Action item → Please repeat only the stretch of records running from the first line through the line that contains "A start named".

Excerpted data →
--- --- ---

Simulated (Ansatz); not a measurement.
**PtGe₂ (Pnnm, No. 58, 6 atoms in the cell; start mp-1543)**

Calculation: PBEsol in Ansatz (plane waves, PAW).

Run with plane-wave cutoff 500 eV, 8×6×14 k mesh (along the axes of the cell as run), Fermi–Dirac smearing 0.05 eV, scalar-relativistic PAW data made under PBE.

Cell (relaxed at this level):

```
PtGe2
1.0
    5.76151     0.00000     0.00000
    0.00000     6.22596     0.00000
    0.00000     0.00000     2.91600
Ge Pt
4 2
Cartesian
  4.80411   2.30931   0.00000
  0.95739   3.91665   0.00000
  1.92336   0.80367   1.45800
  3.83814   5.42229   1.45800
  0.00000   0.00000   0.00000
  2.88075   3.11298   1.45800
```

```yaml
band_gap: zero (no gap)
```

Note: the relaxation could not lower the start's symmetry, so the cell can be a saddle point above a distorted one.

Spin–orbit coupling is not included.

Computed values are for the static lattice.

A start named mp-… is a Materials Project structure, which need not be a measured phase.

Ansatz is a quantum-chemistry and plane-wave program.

--- --- ---

Exercise response →
Simulated (Ansatz); not a measurement.
**PtGe₂ (Pnnm, No. 58, 6 atoms in the cell; start mp-1543)**

Calculation: PBEsol in Ansatz (plane waves, PAW).

Run with plane-wave cutoff 500 eV, 8×6×14 k mesh (along the axes of the cell as run), Fermi–Dirac smearing 0.05 eV, scalar-relativistic PAW data made under PBE.

Cell (relaxed at this level):

```
PtGe2
1.0
    5.76151     0.00000     0.00000
    0.00000     6.22596     0.00000
    0.00000     0.00000     2.91600
Ge Pt
4 2
Cartesian
  4.80411   2.30931   0.00000
  0.95739   3.91665   0.00000
  1.92336   0.80367   1.45800
  3.83814   5.42229   1.45800
  0.00000   0.00000   0.00000
  2.88075   3.11298   1.45800
```

```yaml
band_gap: zero (no gap)
```

Note: the relaxation could not lower the start's symmetry, so the cell can be a saddle point above a distorted one.

Spin–orbit coupling is not included.

Computed values are for the static lattice.

A start named mp-… is a Materials Project structure, which need not be a measured phase.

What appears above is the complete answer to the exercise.